*** LISTED ENTRIES ***

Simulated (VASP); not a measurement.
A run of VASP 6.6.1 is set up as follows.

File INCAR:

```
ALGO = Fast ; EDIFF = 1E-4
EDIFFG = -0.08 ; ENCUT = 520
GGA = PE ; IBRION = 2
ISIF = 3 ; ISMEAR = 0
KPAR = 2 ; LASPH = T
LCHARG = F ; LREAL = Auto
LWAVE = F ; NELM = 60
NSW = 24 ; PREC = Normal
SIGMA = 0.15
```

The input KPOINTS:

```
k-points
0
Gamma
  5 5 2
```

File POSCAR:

*** End of LISTED ENTRIES ***

* WORK ITEM *
Restate the records word for word, keeping every line.

* PROBLEM SOLUTION *
Simulated (VASP); not a measurement.
A run of VASP 6.6.1 is set up as follows.

File INCAR:

```
ALGO = Fast ; EDIFF = 1E-4
EDIFFG = -0.08 ; ENCUT = 520
GGA = PE ; IBRION = 2
ISIF = 3 ; ISMEAR = 0
KPAR = 2 ; LASPH = T
LCHARG = F ; LREAL = Auto
LWAVE = F ; NELM = 60
NSW = 24 ; PREC = Normal
SIGMA = 0.15
```

The input KPOINTS:

```
k-points
0
Gamma
  5 5 2
```

File POSCAR:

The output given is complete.